Produce an exact copy of the lines below, starting at the first and ending with the line containing "A: Least squares".

▶ _Dataset content_:
[Start of Attachment]

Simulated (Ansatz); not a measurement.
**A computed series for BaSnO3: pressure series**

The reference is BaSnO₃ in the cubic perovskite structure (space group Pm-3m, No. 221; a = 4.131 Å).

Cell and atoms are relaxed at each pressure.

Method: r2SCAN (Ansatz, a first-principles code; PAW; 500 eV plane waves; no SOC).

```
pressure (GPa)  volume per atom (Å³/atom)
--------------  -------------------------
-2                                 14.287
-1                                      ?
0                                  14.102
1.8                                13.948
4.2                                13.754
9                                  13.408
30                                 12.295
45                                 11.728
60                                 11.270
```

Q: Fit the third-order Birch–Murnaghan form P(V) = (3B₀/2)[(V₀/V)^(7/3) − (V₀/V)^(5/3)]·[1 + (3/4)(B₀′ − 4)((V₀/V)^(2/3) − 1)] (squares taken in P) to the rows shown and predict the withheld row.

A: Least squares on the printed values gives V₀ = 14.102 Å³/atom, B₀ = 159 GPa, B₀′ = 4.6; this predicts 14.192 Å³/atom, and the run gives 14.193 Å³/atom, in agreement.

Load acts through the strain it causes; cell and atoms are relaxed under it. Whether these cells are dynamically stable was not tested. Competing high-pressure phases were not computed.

[End of Attachment]

▶ _Task output_:
Simulated (Ansatz); not a measurement.
**A computed series for BaSnO3: pressure series**

The reference is BaSnO₃ in the cubic perovskite structure (space group Pm-3m, No. 221; a = 4.131 Å).

Cell and atoms are relaxed at each pressure.

Method: r2SCAN (Ansatz, a first-principles code; PAW; 500 eV plane waves; no SOC).

```
pressure (GPa)  volume per atom (Å³/atom)
--------------  -------------------------
-2                                 14.287
-1                                      ?
0                                  14.102
1.8                                13.948
4.2                                13.754
9                                  13.408
30                                 12.295
45                                 11.728
60                                 11.270
```

Q: Fit the third-order Birch–Murnaghan form P(V) = (3B₀/2)[(V₀/V)^(7/3) − (V₀/V)^(5/3)]·[1 + (3/4)(B₀′ − 4)((V₀/V)^(2/3) − 1)] (squares taken in P) to the rows shown and predict the withheld row.

A: Least squares on the printed values gives V₀ = 14.102 Å³/atom, B₀ = 159 GPa, B₀′ = 4.6; this predicts 14.192 Å³/atom, and the run gives 14.193 Å³/atom, in agreement.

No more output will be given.